# Excerpted data
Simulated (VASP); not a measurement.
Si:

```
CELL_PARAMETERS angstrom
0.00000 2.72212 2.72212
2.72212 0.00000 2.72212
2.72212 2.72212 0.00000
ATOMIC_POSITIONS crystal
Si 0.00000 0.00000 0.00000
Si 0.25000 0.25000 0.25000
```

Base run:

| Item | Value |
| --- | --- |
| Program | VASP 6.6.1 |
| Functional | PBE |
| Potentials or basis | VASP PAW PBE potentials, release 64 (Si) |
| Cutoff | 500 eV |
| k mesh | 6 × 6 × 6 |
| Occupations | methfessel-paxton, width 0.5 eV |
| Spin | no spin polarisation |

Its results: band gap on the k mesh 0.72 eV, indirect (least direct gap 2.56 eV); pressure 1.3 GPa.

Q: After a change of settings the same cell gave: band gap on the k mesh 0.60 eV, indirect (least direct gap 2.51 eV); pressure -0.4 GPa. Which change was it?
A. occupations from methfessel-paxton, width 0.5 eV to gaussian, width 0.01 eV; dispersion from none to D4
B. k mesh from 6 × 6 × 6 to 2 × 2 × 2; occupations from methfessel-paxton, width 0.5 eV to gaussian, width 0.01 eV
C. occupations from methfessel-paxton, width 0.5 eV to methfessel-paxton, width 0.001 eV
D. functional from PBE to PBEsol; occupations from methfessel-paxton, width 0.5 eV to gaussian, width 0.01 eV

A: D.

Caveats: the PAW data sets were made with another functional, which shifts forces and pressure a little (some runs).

# Work task
Set down, exactly as they stand above, the lines starting with the line with "Item | Value |" and going on through the line with "A. occupations from", and no others.

# Answer space
| Item | Value |
| --- | --- |
| Program | VASP 6.6.1 |
| Functional | PBE |
| Potentials or basis | VASP PAW PBE potentials, release 64 (Si) |
| Cutoff | 500 eV |
| k mesh | 6 × 6 × 6 |
| Occupations | methfessel-paxton, width 0.5 eV |
| Spin | no spin polarisation |

Its results: band gap on the k mesh 0.72 eV, indirect (least direct gap 2.56 eV); pressure 1.3 GPa.

Q: After a change of settings the same cell gave: band gap on the k mesh 0.60 eV, indirect (least direct gap 2.51 eV); pressure -0.4 GPa. Which change was it?
A. occupations from methfessel-paxton, width 0.5 eV to gaussian, width 0.01 eV; dispersion from none to D4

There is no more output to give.